Top of The data
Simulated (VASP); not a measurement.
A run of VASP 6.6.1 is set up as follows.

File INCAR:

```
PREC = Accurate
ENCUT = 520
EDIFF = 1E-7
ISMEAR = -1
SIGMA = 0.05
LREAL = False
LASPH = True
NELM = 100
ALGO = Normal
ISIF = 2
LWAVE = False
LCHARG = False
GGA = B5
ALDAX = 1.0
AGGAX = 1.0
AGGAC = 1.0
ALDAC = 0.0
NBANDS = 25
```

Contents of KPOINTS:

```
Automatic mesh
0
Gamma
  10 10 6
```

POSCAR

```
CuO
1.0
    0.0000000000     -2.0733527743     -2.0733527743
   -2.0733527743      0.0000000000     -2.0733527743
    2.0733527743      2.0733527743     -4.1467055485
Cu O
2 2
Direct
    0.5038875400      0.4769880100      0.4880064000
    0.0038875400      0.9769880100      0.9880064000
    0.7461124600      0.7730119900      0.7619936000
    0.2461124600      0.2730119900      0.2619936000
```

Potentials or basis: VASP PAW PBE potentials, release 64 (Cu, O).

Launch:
Bottom of The data

**Activity:**
Taking the lines above, repeat exactly those from the line that contains "A run of VASP 6.6.1 is set up as follows." through the line that contains "Potentials or basis: VASP", and both of those lines as well. Include nothing else.

**Exercise answer:**
A run of VASP 6.6.1 is set up as follows.

File INCAR:

```
PREC = Accurate
ENCUT = 520
EDIFF = 1E-7
ISMEAR = -1
SIGMA = 0.05
LREAL = False
LASPH = True
NELM = 100
ALGO = Normal
ISIF = 2
LWAVE = False
LCHARG = False
GGA = B5
ALDAX = 1.0
AGGAX = 1.0
AGGAC = 1.0
ALDAC = 0.0
NBANDS = 25
```

Contents of KPOINTS:

```
Automatic mesh
0
Gamma
  10 10 6
```

POSCAR

```
CuO
1.0
    0.0000000000     -2.0733527743     -2.0733527743
   -2.0733527743      0.0000000000     -2.0733527743
    2.0733527743      2.0733527743     -4.1467055485
Cu O
2 2
Direct
    0.5038875400      0.4769880100      0.4880064000
    0.0038875400      0.9769880100      0.9880064000
    0.7461124600      0.7730119900      0.7619936000
    0.2461124600      0.2730119900      0.2619936000
```

Potentials or basis: VASP PAW PBE potentials, release 64 (Cu, O).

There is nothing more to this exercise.